§ Work instruction: Would you output the entries below only from the line containing "Calculation: LDA (Ceperley-Alder, Perdew-Zunger), VASP's" through the line containing "Only differences to", exactly as they stand and with both ends included?

### Supplied information ###

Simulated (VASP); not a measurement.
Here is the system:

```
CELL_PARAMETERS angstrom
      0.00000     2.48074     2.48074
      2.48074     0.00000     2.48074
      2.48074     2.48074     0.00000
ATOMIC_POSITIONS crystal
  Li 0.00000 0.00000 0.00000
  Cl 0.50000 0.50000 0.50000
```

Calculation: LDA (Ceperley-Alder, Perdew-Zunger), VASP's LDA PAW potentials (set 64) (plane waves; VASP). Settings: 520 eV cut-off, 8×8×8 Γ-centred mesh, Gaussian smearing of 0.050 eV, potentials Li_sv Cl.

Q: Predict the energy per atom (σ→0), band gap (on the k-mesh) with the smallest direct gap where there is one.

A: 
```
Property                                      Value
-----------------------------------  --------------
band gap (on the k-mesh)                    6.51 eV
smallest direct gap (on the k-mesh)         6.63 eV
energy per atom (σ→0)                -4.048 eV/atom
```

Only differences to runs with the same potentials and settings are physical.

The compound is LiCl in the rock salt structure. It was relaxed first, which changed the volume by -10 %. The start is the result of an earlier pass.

###

§ Solution:
Calculation: LDA (Ceperley-Alder, Perdew-Zunger), VASP's LDA PAW potentials (set 64) (plane waves; VASP). Settings: 520 eV cut-off, 8×8×8 Γ-centred mesh, Gaussian smearing of 0.050 eV, potentials Li_sv Cl.

Q: Predict the energy per atom (σ→0), band gap (on the k-mesh) with the smallest direct gap where there is one.

A: 
```
Property                                      Value
-----------------------------------  --------------
band gap (on the k-mesh)                    6.51 eV
smallest direct gap (on the k-mesh)         6.63 eV
energy per atom (σ→0)                -4.048 eV/atom
```

Only differences to runs with the same potentials and settings are physical.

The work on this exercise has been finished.